+++ Provided data +++

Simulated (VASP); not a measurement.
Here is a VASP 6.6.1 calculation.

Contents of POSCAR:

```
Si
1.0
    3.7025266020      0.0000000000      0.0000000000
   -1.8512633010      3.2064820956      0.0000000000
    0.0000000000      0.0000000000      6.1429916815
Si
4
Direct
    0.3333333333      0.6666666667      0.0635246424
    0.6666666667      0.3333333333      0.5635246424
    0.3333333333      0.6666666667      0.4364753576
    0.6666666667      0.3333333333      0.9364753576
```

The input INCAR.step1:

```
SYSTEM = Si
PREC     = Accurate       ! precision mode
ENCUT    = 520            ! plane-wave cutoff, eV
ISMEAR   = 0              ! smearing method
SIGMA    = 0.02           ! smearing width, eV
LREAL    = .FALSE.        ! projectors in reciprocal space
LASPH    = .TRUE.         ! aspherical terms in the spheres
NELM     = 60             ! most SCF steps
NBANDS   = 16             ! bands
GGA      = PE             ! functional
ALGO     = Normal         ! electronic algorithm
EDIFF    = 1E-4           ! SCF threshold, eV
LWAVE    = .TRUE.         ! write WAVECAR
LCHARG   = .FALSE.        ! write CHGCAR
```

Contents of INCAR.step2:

+++

Requirement: Nothing may be dropped or altered; repeat every record in full.

Answer section:
Simulated (VASP); not a measurement.
Here is a VASP 6.6.1 calculation.

Contents of POSCAR:

```
Si
1.0
    3.7025266020      0.0000000000      0.0000000000
   -1.8512633010      3.2064820956      0.0000000000
    0.0000000000      0.0000000000      6.1429916815
Si
4
Direct
    0.3333333333      0.6666666667      0.0635246424
    0.6666666667      0.3333333333      0.5635246424
    0.3333333333      0.6666666667      0.4364753576
    0.6666666667      0.3333333333      0.9364753576
```

The input INCAR.step1:

```
SYSTEM = Si
PREC     = Accurate       ! precision mode
ENCUT    = 520            ! plane-wave cutoff, eV
ISMEAR   = 0              ! smearing method
SIGMA    = 0.02           ! smearing width, eV
LREAL    = .FALSE.        ! projectors in reciprocal space
LASPH    = .TRUE.         ! aspherical terms in the spheres
NELM     = 60             ! most SCF steps
NBANDS   = 16             ! bands
GGA      = PE             ! functional
ALGO     = Normal         ! electronic algorithm
EDIFF    = 1E-4           ! SCF threshold, eV
LWAVE    = .TRUE.         ! write WAVECAR
LCHARG   = .FALSE.        ! write CHGCAR
```

Contents of INCAR.step2:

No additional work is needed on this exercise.